| Dataset excerpts |
────────

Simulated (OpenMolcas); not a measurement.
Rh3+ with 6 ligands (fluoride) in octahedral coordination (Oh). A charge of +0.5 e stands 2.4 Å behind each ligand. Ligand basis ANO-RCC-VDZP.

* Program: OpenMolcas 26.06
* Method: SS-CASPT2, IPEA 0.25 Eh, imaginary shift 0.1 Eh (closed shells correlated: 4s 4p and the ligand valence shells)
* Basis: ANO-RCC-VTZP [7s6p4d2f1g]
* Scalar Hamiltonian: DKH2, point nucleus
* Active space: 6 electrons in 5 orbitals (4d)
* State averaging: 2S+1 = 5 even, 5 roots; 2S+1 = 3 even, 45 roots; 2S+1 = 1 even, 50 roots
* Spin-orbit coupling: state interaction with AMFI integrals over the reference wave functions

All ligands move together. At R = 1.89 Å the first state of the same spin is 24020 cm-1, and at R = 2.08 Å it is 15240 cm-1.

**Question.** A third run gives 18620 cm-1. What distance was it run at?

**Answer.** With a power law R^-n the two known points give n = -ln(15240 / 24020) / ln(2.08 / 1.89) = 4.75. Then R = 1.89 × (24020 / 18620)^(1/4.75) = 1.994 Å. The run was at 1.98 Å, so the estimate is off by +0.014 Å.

────────

| Work item |
Above are the records; print exactly the lines from the line with "Basis: ANO-RCC-VTZP [7s6p4d2f1g]" to the line with "All ligands move", including both, and nothing else.

| Answer space |
* Basis: ANO-RCC-VTZP [7s6p4d2f1g]
* Scalar Hamiltonian: DKH2, point nucleus
* Active space: 6 electrons in 5 orbitals (4d)
* State averaging: 2S+1 = 5 even, 5 roots; 2S+1 = 3 even, 45 roots; 2S+1 = 1 even, 50 roots
* Spin-orbit coupling: state interaction with AMFI integrals over the reference wave functions

All ligands move together. At R = 1.89 Å the first state of the same spin is 24020 cm-1, and at R = 2.08 Å it is 15240 cm-1.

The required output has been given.